(Records provided begins)
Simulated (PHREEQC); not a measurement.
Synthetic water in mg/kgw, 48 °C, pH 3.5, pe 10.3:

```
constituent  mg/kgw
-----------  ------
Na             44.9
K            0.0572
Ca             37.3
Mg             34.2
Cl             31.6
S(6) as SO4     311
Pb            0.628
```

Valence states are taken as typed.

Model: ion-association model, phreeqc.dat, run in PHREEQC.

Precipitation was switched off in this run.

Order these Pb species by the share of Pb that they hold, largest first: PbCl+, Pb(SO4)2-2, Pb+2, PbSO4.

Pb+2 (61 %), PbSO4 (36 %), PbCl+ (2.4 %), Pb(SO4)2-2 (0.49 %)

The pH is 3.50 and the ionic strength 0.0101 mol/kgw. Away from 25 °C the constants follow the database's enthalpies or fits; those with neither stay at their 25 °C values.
(Records provided ends)

Task item> Give back precisely the lines above that start at the line containing "Valence states are taken as typed." and end at the line containing "Pb+2 (61 %), PbSO4", inclusive. No other lines belong in the output.

Written solution>
Valence states are taken as typed.

Model: ion-association model, phreeqc.dat, run in PHREEQC.

Precipitation was switched off in this run.

Order these Pb species by the share of Pb that they hold, largest first: PbCl+, Pb(SO4)2-2, Pb+2, PbSO4.

Pb+2 (61 %), PbSO4 (36 %), PbCl+ (2.4 %), Pb(SO4)2-2 (0.49 %)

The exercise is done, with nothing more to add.